__DATA SUPPLIED__.
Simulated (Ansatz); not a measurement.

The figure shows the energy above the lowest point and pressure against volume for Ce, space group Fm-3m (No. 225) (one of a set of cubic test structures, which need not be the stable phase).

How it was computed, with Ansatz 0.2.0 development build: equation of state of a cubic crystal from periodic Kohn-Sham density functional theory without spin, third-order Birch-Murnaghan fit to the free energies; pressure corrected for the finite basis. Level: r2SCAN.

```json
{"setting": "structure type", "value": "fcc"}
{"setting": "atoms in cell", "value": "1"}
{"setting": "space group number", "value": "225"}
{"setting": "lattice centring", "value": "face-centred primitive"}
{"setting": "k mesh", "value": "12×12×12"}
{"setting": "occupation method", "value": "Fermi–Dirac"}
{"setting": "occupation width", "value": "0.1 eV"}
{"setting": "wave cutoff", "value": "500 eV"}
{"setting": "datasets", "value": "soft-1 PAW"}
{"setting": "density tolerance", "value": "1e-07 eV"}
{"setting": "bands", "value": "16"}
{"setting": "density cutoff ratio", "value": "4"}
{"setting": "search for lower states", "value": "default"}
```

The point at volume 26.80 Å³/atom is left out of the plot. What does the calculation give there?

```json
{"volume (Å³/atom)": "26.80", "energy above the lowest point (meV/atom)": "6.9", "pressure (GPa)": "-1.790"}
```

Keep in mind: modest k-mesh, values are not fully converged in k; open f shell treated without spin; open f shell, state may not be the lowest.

__REQUIREMENT__.
Go through the listing and copy each line exactly.

__RESPONSE AREA__.
Simulated (Ansatz); not a measurement.

The figure shows the energy above the lowest point and pressure against volume for Ce, space group Fm-3m (No. 225) (one of a set of cubic test structures, which need not be the stable phase).

How it was computed, with Ansatz 0.2.0 development build: equation of state of a cubic crystal from periodic Kohn-Sham density functional theory without spin, third-order Birch-Murnaghan fit to the free energies; pressure corrected for the finite basis. Level: r2SCAN.

```json
{"setting": "structure type", "value": "fcc"}
{"setting": "atoms in cell", "value": "1"}
{"setting": "space group number", "value": "225"}
{"setting": "lattice centring", "value": "face-centred primitive"}
{"setting": "k mesh", "value": "12×12×12"}
{"setting": "occupation method", "value": "Fermi–Dirac"}
{"setting": "occupation width", "value": "0.1 eV"}
{"setting": "wave cutoff", "value": "500 eV"}
{"setting": "datasets", "value": "soft-1 PAW"}
{"setting": "density tolerance", "value": "1e-07 eV"}
{"setting": "bands", "value": "16"}
{"setting": "density cutoff ratio", "value": "4"}
{"setting": "search for lower states", "value": "default"}
```

The point at volume 26.80 Å³/atom is left out of the plot. What does the calculation give there?

```json
{"volume (Å³/atom)": "26.80", "energy above the lowest point (meV/atom)": "6.9", "pressure (GPa)": "-1.790"}
```

Keep in mind: modest k-mesh, values are not fully converged in k; open f shell treated without spin; open f shell, state may not be the lowest.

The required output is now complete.